BRIEF:
Each line below is to be written out once more, precisely as given.

MATERIAL SHOWN:
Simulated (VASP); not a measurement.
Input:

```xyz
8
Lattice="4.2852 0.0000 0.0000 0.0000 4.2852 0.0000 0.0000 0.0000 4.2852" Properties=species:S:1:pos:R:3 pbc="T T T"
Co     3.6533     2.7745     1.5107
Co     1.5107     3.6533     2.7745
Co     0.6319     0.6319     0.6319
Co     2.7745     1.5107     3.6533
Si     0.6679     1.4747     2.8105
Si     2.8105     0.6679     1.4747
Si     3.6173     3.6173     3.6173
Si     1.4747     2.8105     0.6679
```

WRITTEN ANSWER:
Simulated (VASP); not a measurement.
Input:

```xyz
8
Lattice="4.2852 0.0000 0.0000 0.0000 4.2852 0.0000 0.0000 0.0000 4.2852" Properties=species:S:1:pos:R:3 pbc="T T T"
Co     3.6533     2.7745     1.5107
Co     1.5107     3.6533     2.7745
Co     0.6319     0.6319     0.6319
Co     2.7745     1.5107     3.6533
Si     0.6679     1.4747     2.8105
Si     2.8105     0.6679     1.4747
Si     3.6173     3.6173     3.6173
Si     1.4747     2.8105     0.6679
```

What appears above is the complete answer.